### Work request
Give the lines of the material verbatim, from the first line to the line with "Potentials or basis: VASP", including both.

═══ Exercise data ═══

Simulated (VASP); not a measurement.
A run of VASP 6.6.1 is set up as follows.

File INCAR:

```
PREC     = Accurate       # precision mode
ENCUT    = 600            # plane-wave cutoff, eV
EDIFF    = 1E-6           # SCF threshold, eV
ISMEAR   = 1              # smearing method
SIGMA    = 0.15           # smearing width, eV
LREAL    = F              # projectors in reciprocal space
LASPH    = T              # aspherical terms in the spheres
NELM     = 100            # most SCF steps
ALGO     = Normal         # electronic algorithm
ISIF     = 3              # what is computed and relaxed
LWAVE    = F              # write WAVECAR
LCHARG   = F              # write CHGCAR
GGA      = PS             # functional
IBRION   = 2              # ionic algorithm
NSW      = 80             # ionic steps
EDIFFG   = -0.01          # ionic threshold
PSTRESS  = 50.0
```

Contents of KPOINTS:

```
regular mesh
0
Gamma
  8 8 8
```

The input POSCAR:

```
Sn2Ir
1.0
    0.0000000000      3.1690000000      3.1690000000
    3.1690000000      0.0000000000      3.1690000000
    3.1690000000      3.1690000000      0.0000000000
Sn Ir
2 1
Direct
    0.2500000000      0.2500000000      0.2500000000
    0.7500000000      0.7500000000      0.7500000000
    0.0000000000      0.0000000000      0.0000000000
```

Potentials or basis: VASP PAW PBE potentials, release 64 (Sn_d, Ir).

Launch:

═══

### Exercise solution
Simulated (VASP); not a measurement.
A run of VASP 6.6.1 is set up as follows.

File INCAR:

```
PREC     = Accurate       # precision mode
ENCUT    = 600            # plane-wave cutoff, eV
EDIFF    = 1E-6           # SCF threshold, eV
ISMEAR   = 1              # smearing method
SIGMA    = 0.15           # smearing width, eV
LREAL    = F              # projectors in reciprocal space
LASPH    = T              # aspherical terms in the spheres
NELM     = 100            # most SCF steps
ALGO     = Normal         # electronic algorithm
ISIF     = 3              # what is computed and relaxed
LWAVE    = F              # write WAVECAR
LCHARG   = F              # write CHGCAR
GGA      = PS             # functional
IBRION   = 2              # ionic algorithm
NSW      = 80             # ionic steps
EDIFFG   = -0.01          # ionic threshold
PSTRESS  = 50.0
```

Contents of KPOINTS:

```
regular mesh
0
Gamma
  8 8 8
```

The input POSCAR:

```
Sn2Ir
1.0
    0.0000000000      3.1690000000      3.1690000000
    3.1690000000      0.0000000000      3.1690000000
    3.1690000000      3.1690000000      0.0000000000
Sn Ir
2 1
Direct
    0.2500000000      0.2500000000      0.2500000000
    0.7500000000      0.7500000000      0.7500000000
    0.0000000000      0.0000000000      0.0000000000
```

Potentials or basis: VASP PAW PBE potentials, release 64 (Sn_d, Ir).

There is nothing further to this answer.